Entries shown:
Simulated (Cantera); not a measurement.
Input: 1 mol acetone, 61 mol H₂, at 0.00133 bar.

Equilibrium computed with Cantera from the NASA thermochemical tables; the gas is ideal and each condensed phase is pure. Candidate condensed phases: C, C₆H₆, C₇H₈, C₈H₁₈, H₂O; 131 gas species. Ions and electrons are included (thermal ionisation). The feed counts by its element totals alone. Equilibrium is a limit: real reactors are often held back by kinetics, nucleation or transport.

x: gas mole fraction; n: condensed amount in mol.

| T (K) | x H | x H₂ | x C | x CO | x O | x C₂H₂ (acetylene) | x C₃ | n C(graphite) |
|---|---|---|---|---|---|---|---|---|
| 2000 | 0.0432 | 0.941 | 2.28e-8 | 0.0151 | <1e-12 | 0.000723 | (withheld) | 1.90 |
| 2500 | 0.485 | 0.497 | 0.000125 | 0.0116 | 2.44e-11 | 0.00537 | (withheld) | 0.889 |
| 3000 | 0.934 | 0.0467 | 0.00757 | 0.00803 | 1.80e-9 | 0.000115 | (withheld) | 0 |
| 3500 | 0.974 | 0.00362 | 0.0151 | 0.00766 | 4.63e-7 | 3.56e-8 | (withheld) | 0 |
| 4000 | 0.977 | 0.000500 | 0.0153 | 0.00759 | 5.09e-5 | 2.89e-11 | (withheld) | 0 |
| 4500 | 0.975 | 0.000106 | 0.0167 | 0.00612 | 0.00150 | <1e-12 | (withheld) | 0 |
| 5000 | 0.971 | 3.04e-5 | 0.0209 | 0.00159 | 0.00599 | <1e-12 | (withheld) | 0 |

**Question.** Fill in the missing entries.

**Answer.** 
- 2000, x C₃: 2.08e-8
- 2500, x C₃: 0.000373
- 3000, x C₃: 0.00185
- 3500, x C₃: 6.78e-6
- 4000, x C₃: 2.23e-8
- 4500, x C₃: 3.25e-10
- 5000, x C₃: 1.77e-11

Work instruction: Return only the exact lines from the opening of the records through the line that contains "- 3500, x C₃: 6.78e-6", both included.

Answer space:
Simulated (Cantera); not a measurement.
Input: 1 mol acetone, 61 mol H₂, at 0.00133 bar.

Equilibrium computed with Cantera from the NASA thermochemical tables; the gas is ideal and each condensed phase is pure. Candidate condensed phases: C, C₆H₆, C₇H₈, C₈H₁₈, H₂O; 131 gas species. Ions and electrons are included (thermal ionisation). The feed counts by its element totals alone. Equilibrium is a limit: real reactors are often held back by kinetics, nucleation or transport.

x: gas mole fraction; n: condensed amount in mol.

| T (K) | x H | x H₂ | x C | x CO | x O | x C₂H₂ (acetylene) | x C₃ | n C(graphite) |
|---|---|---|---|---|---|---|---|---|
| 2000 | 0.0432 | 0.941 | 2.28e-8 | 0.0151 | <1e-12 | 0.000723 | (withheld) | 1.90 |
| 2500 | 0.485 | 0.497 | 0.000125 | 0.0116 | 2.44e-11 | 0.00537 | (withheld) | 0.889 |
| 3000 | 0.934 | 0.0467 | 0.00757 | 0.00803 | 1.80e-9 | 0.000115 | (withheld) | 0 |
| 3500 | 0.974 | 0.00362 | 0.0151 | 0.00766 | 4.63e-7 | 3.56e-8 | (withheld) | 0 |
| 4000 | 0.977 | 0.000500 | 0.0153 | 0.00759 | 5.09e-5 | 2.89e-11 | (withheld) | 0 |
| 4500 | 0.975 | 0.000106 | 0.0167 | 0.00612 | 0.00150 | <1e-12 | (withheld) | 0 |
| 5000 | 0.971 | 3.04e-5 | 0.0209 | 0.00159 | 0.00599 | <1e-12 | (withheld) | 0 |

**Question.** Fill in the missing entries.

**Answer.** 
- 2000, x C₃: 2.08e-8
- 2500, x C₃: 0.000373
- 3000, x C₃: 0.00185
- 3500, x C₃: 6.78e-6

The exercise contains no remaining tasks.